*WORK REQUEST*. In the listing below, find the line holding "-0.9265 | 0.0188 |" and the line holding "-0.8111 | -0.4047 |". Write out those two lines and all lines between, exactly, and nothing more.

● ● ● ● ● ● ●

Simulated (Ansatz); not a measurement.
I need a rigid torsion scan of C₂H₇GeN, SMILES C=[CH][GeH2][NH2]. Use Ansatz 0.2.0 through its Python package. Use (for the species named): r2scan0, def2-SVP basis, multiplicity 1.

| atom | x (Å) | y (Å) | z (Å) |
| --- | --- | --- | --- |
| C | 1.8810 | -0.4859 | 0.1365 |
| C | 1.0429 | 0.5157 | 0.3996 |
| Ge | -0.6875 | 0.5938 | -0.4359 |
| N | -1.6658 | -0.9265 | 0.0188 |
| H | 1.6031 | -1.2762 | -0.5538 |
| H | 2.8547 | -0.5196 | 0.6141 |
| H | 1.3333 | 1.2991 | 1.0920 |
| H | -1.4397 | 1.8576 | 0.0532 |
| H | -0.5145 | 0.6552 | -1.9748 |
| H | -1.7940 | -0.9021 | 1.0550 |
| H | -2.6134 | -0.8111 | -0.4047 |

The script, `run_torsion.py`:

● ● ● ● ● ● ●

*EXERCISE SOLUTION*.
| N | -1.6658 | -0.9265 | 0.0188 |
| H | 1.6031 | -1.2762 | -0.5538 |
| H | 2.8547 | -0.5196 | 0.6141 |
| H | 1.3333 | 1.2991 | 1.0920 |
| H | -1.4397 | 1.8576 | 0.0532 |
| H | -0.5145 | 0.6552 | -1.9748 |
| H | -1.7940 | -0.9021 | 1.0550 |
| H | -2.6134 | -0.8111 | -0.4047 |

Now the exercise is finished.